§ THE DATA:
..............................

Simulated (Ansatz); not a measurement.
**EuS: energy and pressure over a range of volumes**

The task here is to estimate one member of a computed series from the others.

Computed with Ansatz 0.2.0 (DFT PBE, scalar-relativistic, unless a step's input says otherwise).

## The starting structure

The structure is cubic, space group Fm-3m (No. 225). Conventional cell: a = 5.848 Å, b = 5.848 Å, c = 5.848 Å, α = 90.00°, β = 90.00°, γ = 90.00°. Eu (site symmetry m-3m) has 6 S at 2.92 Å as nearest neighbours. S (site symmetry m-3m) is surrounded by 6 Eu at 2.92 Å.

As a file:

..............................

§ WORK ITEM: Would you print, exactly as written, every line above from the one holding "The task here" through the one holding "The structure is", with both included and no other lines?

§ YOUR RESPONSE:
The task here is to estimate one member of a computed series from the others.

Computed with Ansatz 0.2.0 (DFT PBE, scalar-relativistic, unless a step's input says otherwise).

## The starting structure

The structure is cubic, space group Fm-3m (No. 225). Conventional cell: a = 5.848 Å, b = 5.848 Å, c = 5.848 Å, α = 90.00°, β = 90.00°, γ = 90.00°. Eu (site symmetry m-3m) has 6 S at 2.92 Å as nearest neighbours. S (site symmetry m-3m) is surrounded by 6 Eu at 2.92 Å.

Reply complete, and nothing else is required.